---------- Available data
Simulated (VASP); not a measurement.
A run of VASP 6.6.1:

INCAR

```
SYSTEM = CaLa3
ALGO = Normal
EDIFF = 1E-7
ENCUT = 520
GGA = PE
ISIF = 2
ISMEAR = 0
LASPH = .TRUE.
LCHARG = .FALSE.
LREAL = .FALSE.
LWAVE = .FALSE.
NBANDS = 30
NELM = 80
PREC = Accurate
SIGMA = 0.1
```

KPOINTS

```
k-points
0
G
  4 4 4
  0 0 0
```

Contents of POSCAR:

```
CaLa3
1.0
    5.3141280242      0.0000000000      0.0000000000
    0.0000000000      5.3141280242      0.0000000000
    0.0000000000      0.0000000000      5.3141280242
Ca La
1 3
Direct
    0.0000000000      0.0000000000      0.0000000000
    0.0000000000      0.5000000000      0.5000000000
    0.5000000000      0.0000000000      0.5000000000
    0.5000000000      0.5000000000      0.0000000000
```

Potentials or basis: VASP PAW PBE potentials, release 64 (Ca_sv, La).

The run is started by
--------------------

Assigned task: Could you copy exactly the lines from the first line of the records above through the line containing "Potentials or basis: VASP", both included, and nothing else?

Worked solution:
Simulated (VASP); not a measurement.
A run of VASP 6.6.1:

INCAR

```
SYSTEM = CaLa3
ALGO = Normal
EDIFF = 1E-7
ENCUT = 520
GGA = PE
ISIF = 2
ISMEAR = 0
LASPH = .TRUE.
LCHARG = .FALSE.
LREAL = .FALSE.
LWAVE = .FALSE.
NBANDS = 30
NELM = 80
PREC = Accurate
SIGMA = 0.1
```

KPOINTS

```
k-points
0
G
  4 4 4
  0 0 0
```

Contents of POSCAR:

```
CaLa3
1.0
    5.3141280242      0.0000000000      0.0000000000
    0.0000000000      5.3141280242      0.0000000000
    0.0000000000      0.0000000000      5.3141280242
Ca La
1 3
Direct
    0.0000000000      0.0000000000      0.0000000000
    0.0000000000      0.5000000000      0.5000000000
    0.5000000000      0.0000000000      0.5000000000
    0.5000000000      0.5000000000      0.0000000000
```

Potentials or basis: VASP PAW PBE potentials, release 64 (Ca_sv, La).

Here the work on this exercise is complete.